- [Work request] Output only the lines from the start of the entries through the line holding "Caveats: the cell". Each line must match the original exactly.

- [Dataset]
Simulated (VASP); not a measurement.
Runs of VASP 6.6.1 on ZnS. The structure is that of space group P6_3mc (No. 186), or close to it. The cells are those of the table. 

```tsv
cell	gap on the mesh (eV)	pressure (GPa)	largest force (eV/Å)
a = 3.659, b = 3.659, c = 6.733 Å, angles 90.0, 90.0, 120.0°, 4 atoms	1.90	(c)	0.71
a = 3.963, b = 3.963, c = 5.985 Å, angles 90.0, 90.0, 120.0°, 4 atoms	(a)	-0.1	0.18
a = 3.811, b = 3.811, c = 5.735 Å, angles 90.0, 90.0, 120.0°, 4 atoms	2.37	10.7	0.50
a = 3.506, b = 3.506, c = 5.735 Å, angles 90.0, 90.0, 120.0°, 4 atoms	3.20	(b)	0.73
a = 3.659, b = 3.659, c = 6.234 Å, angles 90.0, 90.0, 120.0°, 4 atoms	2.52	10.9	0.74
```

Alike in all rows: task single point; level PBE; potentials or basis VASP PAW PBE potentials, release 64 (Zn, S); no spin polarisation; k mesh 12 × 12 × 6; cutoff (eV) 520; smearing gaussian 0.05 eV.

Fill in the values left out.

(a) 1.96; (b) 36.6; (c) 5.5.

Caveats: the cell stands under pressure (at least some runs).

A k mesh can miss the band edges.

- [Problem solution]
Simulated (VASP); not a measurement.
Runs of VASP 6.6.1 on ZnS. The structure is that of space group P6_3mc (No. 186), or close to it. The cells are those of the table. 

```tsv
cell	gap on the mesh (eV)	pressure (GPa)	largest force (eV/Å)
a = 3.659, b = 3.659, c = 6.733 Å, angles 90.0, 90.0, 120.0°, 4 atoms	1.90	(c)	0.71
a = 3.963, b = 3.963, c = 5.985 Å, angles 90.0, 90.0, 120.0°, 4 atoms	(a)	-0.1	0.18
a = 3.811, b = 3.811, c = 5.735 Å, angles 90.0, 90.0, 120.0°, 4 atoms	2.37	10.7	0.50
a = 3.506, b = 3.506, c = 5.735 Å, angles 90.0, 90.0, 120.0°, 4 atoms	3.20	(b)	0.73
a = 3.659, b = 3.659, c = 6.234 Å, angles 90.0, 90.0, 120.0°, 4 atoms	2.52	10.9	0.74
```

Alike in all rows: task single point; level PBE; potentials or basis VASP PAW PBE potentials, release 64 (Zn, S); no spin polarisation; k mesh 12 × 12 × 6; cutoff (eV) 520; smearing gaussian 0.05 eV.

Fill in the values left out.

(a) 1.96; (b) 36.6; (c) 5.5.

Caveats: the cell stands under pressure (at least some runs).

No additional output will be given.